Required action:
Begin at the first line below and copy each line exactly, ending with the line where "The run is started by" appears.

■ ■ ■ ■ ■

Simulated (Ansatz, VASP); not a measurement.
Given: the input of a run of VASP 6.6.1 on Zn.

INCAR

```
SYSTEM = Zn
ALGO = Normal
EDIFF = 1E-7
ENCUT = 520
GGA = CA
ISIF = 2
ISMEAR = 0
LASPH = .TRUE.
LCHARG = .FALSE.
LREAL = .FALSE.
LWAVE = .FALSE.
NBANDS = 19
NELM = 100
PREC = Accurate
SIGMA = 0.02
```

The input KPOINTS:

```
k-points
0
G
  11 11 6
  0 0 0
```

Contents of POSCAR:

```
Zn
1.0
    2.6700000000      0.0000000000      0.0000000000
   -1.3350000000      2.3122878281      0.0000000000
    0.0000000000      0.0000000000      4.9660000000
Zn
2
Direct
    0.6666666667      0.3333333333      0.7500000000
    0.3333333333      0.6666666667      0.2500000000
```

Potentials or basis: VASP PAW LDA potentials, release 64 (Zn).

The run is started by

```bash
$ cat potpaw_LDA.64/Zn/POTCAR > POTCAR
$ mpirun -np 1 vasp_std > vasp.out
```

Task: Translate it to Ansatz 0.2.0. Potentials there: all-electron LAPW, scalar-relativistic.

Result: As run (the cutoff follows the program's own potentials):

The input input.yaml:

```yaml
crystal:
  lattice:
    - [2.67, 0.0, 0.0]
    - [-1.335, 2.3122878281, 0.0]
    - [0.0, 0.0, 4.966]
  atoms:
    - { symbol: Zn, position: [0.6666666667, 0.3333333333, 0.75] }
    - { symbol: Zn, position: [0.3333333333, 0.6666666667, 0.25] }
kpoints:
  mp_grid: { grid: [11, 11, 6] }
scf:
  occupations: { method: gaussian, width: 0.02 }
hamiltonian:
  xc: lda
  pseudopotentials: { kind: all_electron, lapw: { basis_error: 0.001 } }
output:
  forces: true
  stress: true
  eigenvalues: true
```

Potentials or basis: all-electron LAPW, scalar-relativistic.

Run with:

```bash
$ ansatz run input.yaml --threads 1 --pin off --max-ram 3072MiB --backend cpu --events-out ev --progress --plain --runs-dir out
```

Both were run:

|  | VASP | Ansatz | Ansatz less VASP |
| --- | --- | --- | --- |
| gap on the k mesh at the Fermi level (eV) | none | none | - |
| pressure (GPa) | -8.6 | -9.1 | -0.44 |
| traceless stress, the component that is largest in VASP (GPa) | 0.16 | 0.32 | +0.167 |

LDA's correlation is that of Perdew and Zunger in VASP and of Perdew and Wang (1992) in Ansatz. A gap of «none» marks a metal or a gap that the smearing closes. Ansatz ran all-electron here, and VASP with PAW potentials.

■ ■ ■ ■ ■

Result:
Simulated (Ansatz, VASP); not a measurement.
Given: the input of a run of VASP 6.6.1 on Zn.

INCAR

```
SYSTEM = Zn
ALGO = Normal
EDIFF = 1E-7
ENCUT = 520
GGA = CA
ISIF = 2
ISMEAR = 0
LASPH = .TRUE.
LCHARG = .FALSE.
LREAL = .FALSE.
LWAVE = .FALSE.
NBANDS = 19
NELM = 100
PREC = Accurate
SIGMA = 0.02
```

The input KPOINTS:

```
k-points
0
G
  11 11 6
  0 0 0
```

Contents of POSCAR:

```
Zn
1.0
    2.6700000000      0.0000000000      0.0000000000
   -1.3350000000      2.3122878281      0.0000000000
    0.0000000000      0.0000000000      4.9660000000
Zn
2
Direct
    0.6666666667      0.3333333333      0.7500000000
    0.3333333333      0.6666666667      0.2500000000
```

Potentials or basis: VASP PAW LDA potentials, release 64 (Zn).

The run is started by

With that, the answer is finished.